Required action> Each line below must be transcribed with no word changed.

Information given>
[Start of Attachment]
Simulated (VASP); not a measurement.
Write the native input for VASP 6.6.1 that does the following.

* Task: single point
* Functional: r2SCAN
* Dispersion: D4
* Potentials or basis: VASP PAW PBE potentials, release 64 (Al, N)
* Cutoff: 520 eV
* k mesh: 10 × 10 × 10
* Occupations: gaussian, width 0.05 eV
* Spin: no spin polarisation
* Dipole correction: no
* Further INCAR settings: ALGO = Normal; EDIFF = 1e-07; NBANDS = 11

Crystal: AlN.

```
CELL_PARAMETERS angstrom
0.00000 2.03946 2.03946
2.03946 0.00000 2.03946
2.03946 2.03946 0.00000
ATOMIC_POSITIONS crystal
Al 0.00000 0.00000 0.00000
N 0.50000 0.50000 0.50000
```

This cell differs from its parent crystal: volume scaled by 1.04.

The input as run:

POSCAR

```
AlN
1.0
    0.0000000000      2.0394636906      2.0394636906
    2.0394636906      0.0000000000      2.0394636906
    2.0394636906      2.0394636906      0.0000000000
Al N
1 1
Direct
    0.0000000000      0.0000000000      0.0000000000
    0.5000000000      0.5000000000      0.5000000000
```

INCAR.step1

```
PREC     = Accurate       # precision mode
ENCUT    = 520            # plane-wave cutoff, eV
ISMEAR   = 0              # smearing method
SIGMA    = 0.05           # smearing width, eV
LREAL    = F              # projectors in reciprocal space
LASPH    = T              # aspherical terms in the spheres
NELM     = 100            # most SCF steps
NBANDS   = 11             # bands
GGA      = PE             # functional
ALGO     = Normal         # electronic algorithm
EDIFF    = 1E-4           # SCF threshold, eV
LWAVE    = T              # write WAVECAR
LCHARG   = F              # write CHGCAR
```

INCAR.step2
[End of Attachment]

Response box>
Simulated (VASP); not a measurement.
Write the native input for VASP 6.6.1 that does the following.

* Task: single point
* Functional: r2SCAN
* Dispersion: D4
* Potentials or basis: VASP PAW PBE potentials, release 64 (Al, N)
* Cutoff: 520 eV
* k mesh: 10 × 10 × 10
* Occupations: gaussian, width 0.05 eV
* Spin: no spin polarisation
* Dipole correction: no
* Further INCAR settings: ALGO = Normal; EDIFF = 1e-07; NBANDS = 11

Crystal: AlN.

```
CELL_PARAMETERS angstrom
0.00000 2.03946 2.03946
2.03946 0.00000 2.03946
2.03946 2.03946 0.00000
ATOMIC_POSITIONS crystal
Al 0.00000 0.00000 0.00000
N 0.50000 0.50000 0.50000
```

This cell differs from its parent crystal: volume scaled by 1.04.

The input as run:

POSCAR

```
AlN
1.0
    0.0000000000      2.0394636906      2.0394636906
    2.0394636906      0.0000000000      2.0394636906
    2.0394636906      2.0394636906      0.0000000000
Al N
1 1
Direct
    0.0000000000      0.0000000000      0.0000000000
    0.5000000000      0.5000000000      0.5000000000
```

INCAR.step1

```
PREC     = Accurate       # precision mode
ENCUT    = 520            # plane-wave cutoff, eV
ISMEAR   = 0              # smearing method
SIGMA    = 0.05           # smearing width, eV
LREAL    = F              # projectors in reciprocal space
LASPH    = T              # aspherical terms in the spheres
NELM     = 100            # most SCF steps
NBANDS   = 11             # bands
GGA      = PE             # functional
ALGO     = Normal         # electronic algorithm
EDIFF    = 1E-4           # SCF threshold, eV
LWAVE    = T              # write WAVECAR
LCHARG   = F              # write CHGCAR
```

INCAR.step2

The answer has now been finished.